Exact reproduction required: print each line of the material below.

::: Data to examine

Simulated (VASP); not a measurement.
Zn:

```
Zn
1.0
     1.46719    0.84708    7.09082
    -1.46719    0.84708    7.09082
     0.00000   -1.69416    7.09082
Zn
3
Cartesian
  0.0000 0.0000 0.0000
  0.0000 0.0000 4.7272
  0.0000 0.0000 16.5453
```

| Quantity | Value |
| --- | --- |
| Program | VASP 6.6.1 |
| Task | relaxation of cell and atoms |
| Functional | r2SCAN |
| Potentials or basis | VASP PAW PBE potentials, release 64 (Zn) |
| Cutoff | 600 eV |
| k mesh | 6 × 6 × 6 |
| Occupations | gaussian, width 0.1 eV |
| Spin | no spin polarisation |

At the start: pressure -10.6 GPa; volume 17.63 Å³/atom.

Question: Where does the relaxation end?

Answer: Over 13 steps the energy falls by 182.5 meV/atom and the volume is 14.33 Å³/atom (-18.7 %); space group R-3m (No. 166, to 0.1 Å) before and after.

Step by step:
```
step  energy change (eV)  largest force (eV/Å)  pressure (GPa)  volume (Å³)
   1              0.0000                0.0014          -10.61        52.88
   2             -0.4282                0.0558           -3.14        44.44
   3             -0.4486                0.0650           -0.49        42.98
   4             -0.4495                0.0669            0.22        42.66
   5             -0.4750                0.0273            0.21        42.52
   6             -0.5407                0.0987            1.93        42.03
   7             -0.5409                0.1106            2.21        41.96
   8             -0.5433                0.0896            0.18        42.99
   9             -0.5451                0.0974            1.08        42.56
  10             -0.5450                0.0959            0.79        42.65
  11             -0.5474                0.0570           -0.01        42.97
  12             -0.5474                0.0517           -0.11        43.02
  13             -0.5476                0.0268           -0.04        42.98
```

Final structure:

::::::

### Task output
Simulated (VASP); not a measurement.
Zn:

```
Zn
1.0
     1.46719    0.84708    7.09082
    -1.46719    0.84708    7.09082
     0.00000   -1.69416    7.09082
Zn
3
Cartesian
  0.0000 0.0000 0.0000
  0.0000 0.0000 4.7272
  0.0000 0.0000 16.5453
```

| Quantity | Value |
| --- | --- |
| Program | VASP 6.6.1 |
| Task | relaxation of cell and atoms |
| Functional | r2SCAN |
| Potentials or basis | VASP PAW PBE potentials, release 64 (Zn) |
| Cutoff | 600 eV |
| k mesh | 6 × 6 × 6 |
| Occupations | gaussian, width 0.1 eV |
| Spin | no spin polarisation |

At the start: pressure -10.6 GPa; volume 17.63 Å³/atom.

Question: Where does the relaxation end?

Answer: Over 13 steps the energy falls by 182.5 meV/atom and the volume is 14.33 Å³/atom (-18.7 %); space group R-3m (No. 166, to 0.1 Å) before and after.

Step by step:
```
step  energy change (eV)  largest force (eV/Å)  pressure (GPa)  volume (Å³)
   1              0.0000                0.0014          -10.61        52.88
   2             -0.4282                0.0558           -3.14        44.44
   3             -0.4486                0.0650           -0.49        42.98
   4             -0.4495                0.0669            0.22        42.66
   5             -0.4750                0.0273            0.21        42.52
   6             -0.5407                0.0987            1.93        42.03
   7             -0.5409                0.1106            2.21        41.96
   8             -0.5433                0.0896            0.18        42.99
   9             -0.5451                0.0974            1.08        42.56
  10             -0.5450                0.0959            0.79        42.65
  11             -0.5474                0.0570           -0.01        42.97
  12             -0.5474                0.0517           -0.11        43.02
  13             -0.5476                0.0268           -0.04        42.98
```

Final structure:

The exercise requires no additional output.